* SOURCE DATA *
##########

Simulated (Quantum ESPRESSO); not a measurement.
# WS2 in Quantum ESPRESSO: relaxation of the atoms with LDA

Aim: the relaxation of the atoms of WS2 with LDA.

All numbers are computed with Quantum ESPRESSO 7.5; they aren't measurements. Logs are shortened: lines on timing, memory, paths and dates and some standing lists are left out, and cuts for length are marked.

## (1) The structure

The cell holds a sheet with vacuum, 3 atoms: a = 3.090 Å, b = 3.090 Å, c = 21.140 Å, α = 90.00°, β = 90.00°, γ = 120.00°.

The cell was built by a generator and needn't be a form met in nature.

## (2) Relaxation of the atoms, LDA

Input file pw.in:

##########

Up to and including the line with "## (2) Relaxation of the atoms, LDA", transcribe the entries above exactly, starting from their first line.

Simulated (Quantum ESPRESSO); not a measurement.
# WS2 in Quantum ESPRESSO: relaxation of the atoms with LDA

Aim: the relaxation of the atoms of WS2 with LDA.

All numbers are computed with Quantum ESPRESSO 7.5; they aren't measurements. Logs are shortened: lines on timing, memory, paths and dates and some standing lists are left out, and cuts for length are marked.

## (1) The structure

The cell holds a sheet with vacuum, 3 atoms: a = 3.090 Å, b = 3.090 Å, c = 21.140 Å, α = 90.00°, β = 90.00°, γ = 120.00°.

The cell was built by a generator and needn't be a form met in nature.

## (2) Relaxation of the atoms, LDA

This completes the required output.